Entries shown
........

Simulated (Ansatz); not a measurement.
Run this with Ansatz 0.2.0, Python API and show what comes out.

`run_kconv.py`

........

Exercise
The entire listing is to be reproduced without alteration.

Written solution
Simulated (Ansatz); not a measurement.
Run this with Ansatz 0.2.0, Python API and show what comes out.

`run_kconv.py`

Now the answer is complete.